(INFORMATION)
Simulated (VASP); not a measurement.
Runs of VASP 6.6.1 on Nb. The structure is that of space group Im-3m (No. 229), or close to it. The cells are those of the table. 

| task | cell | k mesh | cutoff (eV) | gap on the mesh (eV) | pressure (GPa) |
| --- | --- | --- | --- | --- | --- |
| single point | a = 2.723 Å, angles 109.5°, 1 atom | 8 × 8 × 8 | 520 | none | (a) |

(ACTIVITY)
Every entry must be output again, exactly as written above.

(RESPONSE BOX)
Simulated (VASP); not a measurement.
Runs of VASP 6.6.1 on Nb. The structure is that of space group Im-3m (No. 229), or close to it. The cells are those of the table. 

| task | cell | k mesh | cutoff (eV) | gap on the mesh (eV) | pressure (GPa) |
| --- | --- | --- | --- | --- | --- |
| single point | a = 2.723 Å, angles 109.5°, 1 atom | 8 × 8 × 8 | 520 | none | (a) |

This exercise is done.